* **STUDY MATERIAL**:
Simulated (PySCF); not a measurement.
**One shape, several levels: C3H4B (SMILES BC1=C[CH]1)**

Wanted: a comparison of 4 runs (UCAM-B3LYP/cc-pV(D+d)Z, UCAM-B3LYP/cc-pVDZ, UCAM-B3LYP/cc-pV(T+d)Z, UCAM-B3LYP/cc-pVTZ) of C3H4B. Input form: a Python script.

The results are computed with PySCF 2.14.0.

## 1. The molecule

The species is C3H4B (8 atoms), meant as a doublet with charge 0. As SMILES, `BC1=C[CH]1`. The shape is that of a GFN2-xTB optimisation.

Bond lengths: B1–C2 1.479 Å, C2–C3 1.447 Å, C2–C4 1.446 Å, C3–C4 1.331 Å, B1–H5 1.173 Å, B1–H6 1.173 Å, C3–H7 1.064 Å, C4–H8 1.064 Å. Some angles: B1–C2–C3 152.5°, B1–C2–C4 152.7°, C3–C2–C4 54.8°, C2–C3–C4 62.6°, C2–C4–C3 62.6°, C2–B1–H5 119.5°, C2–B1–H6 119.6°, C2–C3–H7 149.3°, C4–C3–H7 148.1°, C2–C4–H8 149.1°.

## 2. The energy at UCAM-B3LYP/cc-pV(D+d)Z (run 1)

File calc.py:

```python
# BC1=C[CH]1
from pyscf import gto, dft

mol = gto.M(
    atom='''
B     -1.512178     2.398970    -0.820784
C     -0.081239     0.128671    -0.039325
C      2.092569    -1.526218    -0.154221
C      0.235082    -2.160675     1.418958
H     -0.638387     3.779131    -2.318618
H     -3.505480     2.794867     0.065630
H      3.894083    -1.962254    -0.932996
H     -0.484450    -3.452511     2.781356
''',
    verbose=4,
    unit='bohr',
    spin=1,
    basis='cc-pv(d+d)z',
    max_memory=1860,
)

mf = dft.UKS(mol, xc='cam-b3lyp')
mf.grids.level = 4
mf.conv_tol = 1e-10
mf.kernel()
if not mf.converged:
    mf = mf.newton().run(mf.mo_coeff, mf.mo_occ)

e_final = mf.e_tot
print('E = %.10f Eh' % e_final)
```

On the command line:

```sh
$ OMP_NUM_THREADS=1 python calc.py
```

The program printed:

* **REQUIREMENT**: Your response should be the lines above from the first to the one containing "## 1. The molecule", inclusive, each given exactly.

* **ANSWER SPACE**:
Simulated (PySCF); not a measurement.
**One shape, several levels: C3H4B (SMILES BC1=C[CH]1)**

Wanted: a comparison of 4 runs (UCAM-B3LYP/cc-pV(D+d)Z, UCAM-B3LYP/cc-pVDZ, UCAM-B3LYP/cc-pV(T+d)Z, UCAM-B3LYP/cc-pVTZ) of C3H4B. Input form: a Python script.

The results are computed with PySCF 2.14.0.

## 1. The molecule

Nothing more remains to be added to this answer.